### Work instruction
All of the entries need to be set down exactly as they read.

### Entries provided
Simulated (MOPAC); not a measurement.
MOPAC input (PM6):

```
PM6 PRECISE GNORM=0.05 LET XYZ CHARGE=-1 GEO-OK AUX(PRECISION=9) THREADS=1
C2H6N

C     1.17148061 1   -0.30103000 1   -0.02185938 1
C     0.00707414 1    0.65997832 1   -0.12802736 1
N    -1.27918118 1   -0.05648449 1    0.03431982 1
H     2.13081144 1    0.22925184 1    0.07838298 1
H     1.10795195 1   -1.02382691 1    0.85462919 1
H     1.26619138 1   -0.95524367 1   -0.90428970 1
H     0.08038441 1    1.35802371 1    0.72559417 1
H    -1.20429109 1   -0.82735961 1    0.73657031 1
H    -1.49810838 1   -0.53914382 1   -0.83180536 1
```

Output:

### Answer section
Simulated (MOPAC); not a measurement.
MOPAC input (PM6):

```
PM6 PRECISE GNORM=0.05 LET XYZ CHARGE=-1 GEO-OK AUX(PRECISION=9) THREADS=1
C2H6N

C     1.17148061 1   -0.30103000 1   -0.02185938 1
C     0.00707414 1    0.65997832 1   -0.12802736 1
N    -1.27918118 1   -0.05648449 1    0.03431982 1
H     2.13081144 1    0.22925184 1    0.07838298 1
H     1.10795195 1   -1.02382691 1    0.85462919 1
H     1.26619138 1   -0.95524367 1   -0.90428970 1
H     0.08038441 1    1.35802371 1    0.72559417 1
H    -1.20429109 1   -0.82735961 1    0.73657031 1
H    -1.49810838 1   -0.53914382 1   -0.83180536 1
```

Output:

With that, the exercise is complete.